### DATA FOR REVIEW
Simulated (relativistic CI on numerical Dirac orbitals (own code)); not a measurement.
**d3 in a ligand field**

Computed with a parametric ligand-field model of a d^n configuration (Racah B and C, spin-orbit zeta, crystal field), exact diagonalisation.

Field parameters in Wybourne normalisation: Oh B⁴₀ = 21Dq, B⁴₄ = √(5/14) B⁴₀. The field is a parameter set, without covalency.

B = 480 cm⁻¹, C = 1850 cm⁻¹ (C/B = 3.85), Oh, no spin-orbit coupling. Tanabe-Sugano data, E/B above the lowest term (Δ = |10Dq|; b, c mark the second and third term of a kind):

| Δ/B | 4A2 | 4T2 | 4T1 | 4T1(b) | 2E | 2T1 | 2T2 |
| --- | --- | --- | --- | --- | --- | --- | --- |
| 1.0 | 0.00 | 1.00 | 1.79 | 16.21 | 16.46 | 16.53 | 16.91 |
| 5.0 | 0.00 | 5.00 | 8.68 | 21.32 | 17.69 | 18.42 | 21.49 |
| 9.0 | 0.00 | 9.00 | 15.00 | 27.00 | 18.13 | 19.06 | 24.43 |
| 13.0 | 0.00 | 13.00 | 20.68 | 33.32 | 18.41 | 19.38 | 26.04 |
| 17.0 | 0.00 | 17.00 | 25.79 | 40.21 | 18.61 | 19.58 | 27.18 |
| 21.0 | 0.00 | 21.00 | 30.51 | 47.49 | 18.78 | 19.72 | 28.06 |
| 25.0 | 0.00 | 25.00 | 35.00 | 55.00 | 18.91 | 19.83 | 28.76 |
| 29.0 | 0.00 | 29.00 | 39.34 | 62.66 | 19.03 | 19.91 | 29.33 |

### REQUIREMENT
Everything in the listing should be written out again exactly.

### EXERCISE RESULT
Simulated (relativistic CI on numerical Dirac orbitals (own code)); not a measurement.
**d3 in a ligand field**

Computed with a parametric ligand-field model of a d^n configuration (Racah B and C, spin-orbit zeta, crystal field), exact diagonalisation.

Field parameters in Wybourne normalisation: Oh B⁴₀ = 21Dq, B⁴₄ = √(5/14) B⁴₀. The field is a parameter set, without covalency.

B = 480 cm⁻¹, C = 1850 cm⁻¹ (C/B = 3.85), Oh, no spin-orbit coupling. Tanabe-Sugano data, E/B above the lowest term (Δ = |10Dq|; b, c mark the second and third term of a kind):

| Δ/B | 4A2 | 4T2 | 4T1 | 4T1(b) | 2E | 2T1 | 2T2 |
| --- | --- | --- | --- | --- | --- | --- | --- |
| 1.0 | 0.00 | 1.00 | 1.79 | 16.21 | 16.46 | 16.53 | 16.91 |
| 5.0 | 0.00 | 5.00 | 8.68 | 21.32 | 17.69 | 18.42 | 21.49 |
| 9.0 | 0.00 | 9.00 | 15.00 | 27.00 | 18.13 | 19.06 | 24.43 |
| 13.0 | 0.00 | 13.00 | 20.68 | 33.32 | 18.41 | 19.38 | 26.04 |
| 17.0 | 0.00 | 17.00 | 25.79 | 40.21 | 18.61 | 19.58 | 27.18 |
| 21.0 | 0.00 | 21.00 | 30.51 | 47.49 | 18.78 | 19.72 | 28.06 |
| 25.0 | 0.00 | 25.00 | 35.00 | 55.00 | 18.91 | 19.83 | 28.76 |
| 29.0 | 0.00 | 29.00 | 39.34 | 62.66 | 19.03 | 19.91 | 29.33 |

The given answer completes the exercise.